**Material supplied:**
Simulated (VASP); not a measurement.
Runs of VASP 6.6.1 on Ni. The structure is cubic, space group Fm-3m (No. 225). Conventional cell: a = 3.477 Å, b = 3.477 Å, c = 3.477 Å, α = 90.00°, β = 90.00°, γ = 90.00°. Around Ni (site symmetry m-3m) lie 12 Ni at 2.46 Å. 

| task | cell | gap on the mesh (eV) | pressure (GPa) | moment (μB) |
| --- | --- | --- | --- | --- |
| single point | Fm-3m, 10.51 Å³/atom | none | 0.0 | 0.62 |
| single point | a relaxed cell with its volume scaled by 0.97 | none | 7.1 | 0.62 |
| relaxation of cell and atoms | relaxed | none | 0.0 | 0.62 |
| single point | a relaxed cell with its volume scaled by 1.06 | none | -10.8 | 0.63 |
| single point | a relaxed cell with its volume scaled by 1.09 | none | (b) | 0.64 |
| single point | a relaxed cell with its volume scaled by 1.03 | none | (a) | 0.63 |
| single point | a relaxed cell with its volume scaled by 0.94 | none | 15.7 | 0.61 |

**Assigned task:**
Retype the records above, but only those lines that fall between the line containing "Å³/atom | none | 0.0 | 0.62 |" and the line containing "none | (a) | 0.63 |", with both of those lines included, exactly as written.

**Response:**
| single point | Fm-3m, 10.51 Å³/atom | none | 0.0 | 0.62 |
| single point | a relaxed cell with its volume scaled by 0.97 | none | 7.1 | 0.62 |
| relaxation of cell and atoms | relaxed | none | 0.0 | 0.62 |
| single point | a relaxed cell with its volume scaled by 1.06 | none | -10.8 | 0.63 |
| single point | a relaxed cell with its volume scaled by 1.09 | none | (b) | 0.64 |
| single point | a relaxed cell with its volume scaled by 1.03 | none | (a) | 0.63 |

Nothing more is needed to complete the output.